::: Listed records :::

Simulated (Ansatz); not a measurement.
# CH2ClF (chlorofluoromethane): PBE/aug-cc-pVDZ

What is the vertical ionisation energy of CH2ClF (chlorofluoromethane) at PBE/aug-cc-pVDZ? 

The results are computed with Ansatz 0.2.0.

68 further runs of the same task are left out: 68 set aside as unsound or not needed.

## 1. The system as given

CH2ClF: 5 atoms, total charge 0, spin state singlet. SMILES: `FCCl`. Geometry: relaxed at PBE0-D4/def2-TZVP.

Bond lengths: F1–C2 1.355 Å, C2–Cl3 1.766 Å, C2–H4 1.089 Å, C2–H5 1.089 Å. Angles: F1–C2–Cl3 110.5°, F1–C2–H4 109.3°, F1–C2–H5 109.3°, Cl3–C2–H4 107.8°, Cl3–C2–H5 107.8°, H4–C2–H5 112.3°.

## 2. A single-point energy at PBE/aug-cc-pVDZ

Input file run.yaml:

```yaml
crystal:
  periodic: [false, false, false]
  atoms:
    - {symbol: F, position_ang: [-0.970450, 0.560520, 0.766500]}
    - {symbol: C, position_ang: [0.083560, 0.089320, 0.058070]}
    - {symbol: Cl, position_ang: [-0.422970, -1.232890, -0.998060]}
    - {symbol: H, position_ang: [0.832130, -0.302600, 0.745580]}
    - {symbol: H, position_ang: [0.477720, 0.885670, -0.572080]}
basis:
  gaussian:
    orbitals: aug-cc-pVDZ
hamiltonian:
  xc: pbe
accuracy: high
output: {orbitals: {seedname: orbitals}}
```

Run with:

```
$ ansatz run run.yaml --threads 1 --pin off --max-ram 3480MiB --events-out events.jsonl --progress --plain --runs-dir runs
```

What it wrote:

:::

> **Requirement**
Return, exactly, the lines from the first line of the records above to the line containing "## 1. The system as given", both included.

> **Exercise solution**
Simulated (Ansatz); not a measurement.
# CH2ClF (chlorofluoromethane): PBE/aug-cc-pVDZ

What is the vertical ionisation energy of CH2ClF (chlorofluoromethane) at PBE/aug-cc-pVDZ? 

The results are computed with Ansatz 0.2.0.

68 further runs of the same task are left out: 68 set aside as unsound or not needed.

## 1. The system as given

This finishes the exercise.